*** Data extract ***

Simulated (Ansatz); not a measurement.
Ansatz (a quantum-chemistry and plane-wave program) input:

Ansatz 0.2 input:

*** End of Data extract ***

**Brief**
Write the opening line of the data above and every line after it, exactly, stopping once you have written the line with "Ansatz (a quantum-chemistry".

**Response box**
Simulated (Ansatz); not a measurement.
Ansatz (a quantum-chemistry and plane-wave program) input:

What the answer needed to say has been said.